-------- Material shown --------

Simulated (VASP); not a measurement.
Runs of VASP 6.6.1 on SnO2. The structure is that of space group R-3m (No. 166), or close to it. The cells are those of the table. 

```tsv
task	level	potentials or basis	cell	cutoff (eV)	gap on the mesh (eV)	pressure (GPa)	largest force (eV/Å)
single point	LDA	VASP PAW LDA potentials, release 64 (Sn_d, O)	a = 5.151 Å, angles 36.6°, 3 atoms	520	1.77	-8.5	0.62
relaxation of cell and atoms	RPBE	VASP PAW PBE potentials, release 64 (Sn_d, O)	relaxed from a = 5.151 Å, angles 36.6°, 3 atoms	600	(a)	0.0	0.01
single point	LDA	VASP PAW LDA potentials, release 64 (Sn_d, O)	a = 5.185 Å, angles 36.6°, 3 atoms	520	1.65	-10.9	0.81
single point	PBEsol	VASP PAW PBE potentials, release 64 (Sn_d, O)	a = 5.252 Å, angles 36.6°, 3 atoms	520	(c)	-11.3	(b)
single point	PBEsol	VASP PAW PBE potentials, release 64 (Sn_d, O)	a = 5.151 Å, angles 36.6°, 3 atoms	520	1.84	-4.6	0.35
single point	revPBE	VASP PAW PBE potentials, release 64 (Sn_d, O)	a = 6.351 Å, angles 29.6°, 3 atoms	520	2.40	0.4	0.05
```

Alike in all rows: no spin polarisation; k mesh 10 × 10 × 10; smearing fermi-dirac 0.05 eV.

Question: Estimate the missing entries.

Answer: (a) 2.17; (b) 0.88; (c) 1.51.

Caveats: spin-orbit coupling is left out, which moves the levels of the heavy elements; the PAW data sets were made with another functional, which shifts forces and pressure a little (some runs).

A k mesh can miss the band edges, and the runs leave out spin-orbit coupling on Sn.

--------

● Requirement
Where the line holding "Alike in all" appears in the listing above, start reproducing exactly, and end with the line holding "Caveats: spin-orbit coupling".

● Answer section
Alike in all rows: no spin polarisation; k mesh 10 × 10 × 10; smearing fermi-dirac 0.05 eV.

Question: Estimate the missing entries.

Answer: (a) 2.17; (b) 0.88; (c) 1.51.

Caveats: spin-orbit coupling is left out, which moves the levels of the heavy elements; the PAW data sets were made with another functional, which shifts forces and pressure a little (some runs).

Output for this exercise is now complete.